■ **Required action**
The records need to be set down again exactly as they appear.

■ **Record excerpts**
◆ ◆ ◆ ◆ ◆ ◆ ◆

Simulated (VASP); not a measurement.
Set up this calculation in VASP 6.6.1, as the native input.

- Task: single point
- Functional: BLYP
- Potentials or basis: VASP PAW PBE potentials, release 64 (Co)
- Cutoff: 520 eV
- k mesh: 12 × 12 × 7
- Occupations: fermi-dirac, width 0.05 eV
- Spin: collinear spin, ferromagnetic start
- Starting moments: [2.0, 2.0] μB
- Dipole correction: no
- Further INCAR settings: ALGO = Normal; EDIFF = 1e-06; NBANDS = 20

◆ ◆ ◆ ◆ ◆ ◆ ◆

■ **Answer section**
Simulated (VASP); not a measurement.
Set up this calculation in VASP 6.6.1, as the native input.

- Task: single point
- Functional: BLYP
- Potentials or basis: VASP PAW PBE potentials, release 64 (Co)
- Cutoff: 520 eV
- k mesh: 12 × 12 × 7
- Occupations: fermi-dirac, width 0.05 eV
- Spin: collinear spin, ferromagnetic start
- Starting moments: [2.0, 2.0] μB
- Dipole correction: no
- Further INCAR settings: ALGO = Normal; EDIFF = 1e-06; NBANDS = 20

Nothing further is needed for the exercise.